[SOURCE MATERIAL Boundary: Start]
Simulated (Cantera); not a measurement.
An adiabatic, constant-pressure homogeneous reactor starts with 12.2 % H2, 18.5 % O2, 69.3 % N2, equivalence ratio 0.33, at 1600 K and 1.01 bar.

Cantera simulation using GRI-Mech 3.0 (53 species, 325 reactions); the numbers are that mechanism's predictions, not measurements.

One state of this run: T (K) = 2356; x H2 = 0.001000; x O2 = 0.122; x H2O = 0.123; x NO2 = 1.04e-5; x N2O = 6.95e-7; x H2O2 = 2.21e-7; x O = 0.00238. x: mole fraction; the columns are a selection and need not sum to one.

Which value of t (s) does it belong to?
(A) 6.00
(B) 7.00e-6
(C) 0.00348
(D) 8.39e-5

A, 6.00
[SOURCE MATERIAL Boundary: End]

=== TASK ITEM ===
Only the lines from the first one of the listing up to and including the line where "(D) 8.39e-5" appears are wanted, reproduced exactly.

=== PROBLEM SOLUTION ===
Simulated (Cantera); not a measurement.
An adiabatic, constant-pressure homogeneous reactor starts with 12.2 % H2, 18.5 % O2, 69.3 % N2, equivalence ratio 0.33, at 1600 K and 1.01 bar.

Cantera simulation using GRI-Mech 3.0 (53 species, 325 reactions); the numbers are that mechanism's predictions, not measurements.

One state of this run: T (K) = 2356; x H2 = 0.001000; x O2 = 0.122; x H2O = 0.123; x NO2 = 1.04e-5; x N2O = 6.95e-7; x H2O2 = 2.21e-7; x O = 0.00238. x: mole fraction; the columns are a selection and need not sum to one.

Which value of t (s) does it belong to?
(A) 6.00
(B) 7.00e-6
(C) 0.00348
(D) 8.39e-5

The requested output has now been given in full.